*** Block opens ***

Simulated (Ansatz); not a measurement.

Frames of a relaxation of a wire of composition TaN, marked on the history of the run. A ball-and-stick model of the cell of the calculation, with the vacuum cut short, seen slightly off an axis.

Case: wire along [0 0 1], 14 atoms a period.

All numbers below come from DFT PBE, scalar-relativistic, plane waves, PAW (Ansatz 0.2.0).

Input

*** Block closes ***

WORK ITEM
Look above for the line holding "Frames of a" and the line holding "All numbers below", then output exactly those two lines and every line between them, nothing more.

EXERCISE RESPONSE
Frames of a relaxation of a wire of composition TaN, marked on the history of the run. A ball-and-stick model of the cell of the calculation, with the vacuum cut short, seen slightly off an axis.

Case: wire along [0 0 1], 14 atoms a period.

All numbers below come from DFT PBE, scalar-relativistic, plane waves, PAW (Ansatz 0.2.0).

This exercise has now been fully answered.